SOURCE DATA section start

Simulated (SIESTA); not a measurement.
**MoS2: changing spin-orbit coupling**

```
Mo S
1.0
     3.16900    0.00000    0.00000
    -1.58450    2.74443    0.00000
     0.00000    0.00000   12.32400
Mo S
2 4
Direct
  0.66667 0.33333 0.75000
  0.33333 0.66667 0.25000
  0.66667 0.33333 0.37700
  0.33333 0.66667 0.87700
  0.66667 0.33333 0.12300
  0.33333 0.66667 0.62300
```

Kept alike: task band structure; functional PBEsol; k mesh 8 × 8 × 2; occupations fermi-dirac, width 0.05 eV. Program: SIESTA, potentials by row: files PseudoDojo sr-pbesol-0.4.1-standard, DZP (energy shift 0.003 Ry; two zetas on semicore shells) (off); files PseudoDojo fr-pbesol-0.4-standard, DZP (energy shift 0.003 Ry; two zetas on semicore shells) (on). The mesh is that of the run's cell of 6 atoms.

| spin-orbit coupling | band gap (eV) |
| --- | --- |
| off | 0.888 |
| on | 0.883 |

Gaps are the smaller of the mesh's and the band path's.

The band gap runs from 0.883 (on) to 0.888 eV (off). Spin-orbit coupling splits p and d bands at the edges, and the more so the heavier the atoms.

SOURCE DATA section end

BRIEF: Nothing may be omitted; retype every record exactly.

ANSWER SPACE:
Simulated (SIESTA); not a measurement.
**MoS2: changing spin-orbit coupling**

```
Mo S
1.0
     3.16900    0.00000    0.00000
    -1.58450    2.74443    0.00000
     0.00000    0.00000   12.32400
Mo S
2 4
Direct
  0.66667 0.33333 0.75000
  0.33333 0.66667 0.25000
  0.66667 0.33333 0.37700
  0.33333 0.66667 0.87700
  0.66667 0.33333 0.12300
  0.33333 0.66667 0.62300
```

Kept alike: task band structure; functional PBEsol; k mesh 8 × 8 × 2; occupations fermi-dirac, width 0.05 eV. Program: SIESTA, potentials by row: files PseudoDojo sr-pbesol-0.4.1-standard, DZP (energy shift 0.003 Ry; two zetas on semicore shells) (off); files PseudoDojo fr-pbesol-0.4-standard, DZP (energy shift 0.003 Ry; two zetas on semicore shells) (on). The mesh is that of the run's cell of 6 atoms.

| spin-orbit coupling | band gap (eV) |
| --- | --- |
| off | 0.888 |
| on | 0.883 |

Gaps are the smaller of the mesh's and the band path's.

The band gap runs from 0.883 (on) to 0.888 eV (off). Spin-orbit coupling splits p and d bands at the edges, and the more so the heavier the atoms.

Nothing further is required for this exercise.